> [Extracted data]
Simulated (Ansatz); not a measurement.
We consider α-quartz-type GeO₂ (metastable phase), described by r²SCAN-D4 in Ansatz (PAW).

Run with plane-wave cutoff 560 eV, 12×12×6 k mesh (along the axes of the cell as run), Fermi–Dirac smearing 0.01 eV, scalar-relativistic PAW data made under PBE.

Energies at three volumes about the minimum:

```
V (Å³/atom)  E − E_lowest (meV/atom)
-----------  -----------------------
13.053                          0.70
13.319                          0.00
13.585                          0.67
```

> [Requirement]
Type the entries out again so that they match exactly.

> [Your solution]
Simulated (Ansatz); not a measurement.
We consider α-quartz-type GeO₂ (metastable phase), described by r²SCAN-D4 in Ansatz (PAW).

Run with plane-wave cutoff 560 eV, 12×12×6 k mesh (along the axes of the cell as run), Fermi–Dirac smearing 0.01 eV, scalar-relativistic PAW data made under PBE.

Energies at three volumes about the minimum:

```
V (Å³/atom)  E − E_lowest (meV/atom)
-----------  -----------------------
13.053                          0.70
13.319                          0.00
13.585                          0.67
```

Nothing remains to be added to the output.